■ Dataset records
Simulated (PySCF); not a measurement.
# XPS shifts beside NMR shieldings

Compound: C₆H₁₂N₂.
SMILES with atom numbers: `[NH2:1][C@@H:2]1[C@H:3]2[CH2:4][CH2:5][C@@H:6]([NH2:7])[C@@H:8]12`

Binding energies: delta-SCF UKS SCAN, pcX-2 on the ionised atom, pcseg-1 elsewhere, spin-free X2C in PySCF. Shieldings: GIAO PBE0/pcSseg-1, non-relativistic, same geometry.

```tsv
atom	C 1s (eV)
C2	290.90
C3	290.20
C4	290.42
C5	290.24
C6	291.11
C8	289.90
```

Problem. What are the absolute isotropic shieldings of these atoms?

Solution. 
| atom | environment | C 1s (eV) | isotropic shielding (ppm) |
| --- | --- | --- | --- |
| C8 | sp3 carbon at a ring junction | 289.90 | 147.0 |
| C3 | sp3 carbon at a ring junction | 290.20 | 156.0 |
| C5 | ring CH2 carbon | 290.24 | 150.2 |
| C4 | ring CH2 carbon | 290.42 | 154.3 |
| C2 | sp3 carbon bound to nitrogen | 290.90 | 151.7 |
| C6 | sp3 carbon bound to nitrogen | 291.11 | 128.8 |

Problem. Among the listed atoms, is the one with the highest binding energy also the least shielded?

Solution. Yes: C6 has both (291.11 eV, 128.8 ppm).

■ Task item
All lines from the start of the entries through the line where "290.90 | 151.7 |" sits should be duplicated exactly, with nothing else in the output.

■ Answer section
Simulated (PySCF); not a measurement.
# XPS shifts beside NMR shieldings

Compound: C₆H₁₂N₂.
SMILES with atom numbers: `[NH2:1][C@@H:2]1[C@H:3]2[CH2:4][CH2:5][C@@H:6]([NH2:7])[C@@H:8]12`

Binding energies: delta-SCF UKS SCAN, pcX-2 on the ionised atom, pcseg-1 elsewhere, spin-free X2C in PySCF. Shieldings: GIAO PBE0/pcSseg-1, non-relativistic, same geometry.

```tsv
atom	C 1s (eV)
C2	290.90
C3	290.20
C4	290.42
C5	290.24
C6	291.11
C8	289.90
```

Problem. What are the absolute isotropic shieldings of these atoms?

Solution. 
| atom | environment | C 1s (eV) | isotropic shielding (ppm) |
| --- | --- | --- | --- |
| C8 | sp3 carbon at a ring junction | 289.90 | 147.0 |
| C3 | sp3 carbon at a ring junction | 290.20 | 156.0 |
| C5 | ring CH2 carbon | 290.24 | 150.2 |
| C4 | ring CH2 carbon | 290.42 | 154.3 |
| C2 | sp3 carbon bound to nitrogen | 290.90 | 151.7 |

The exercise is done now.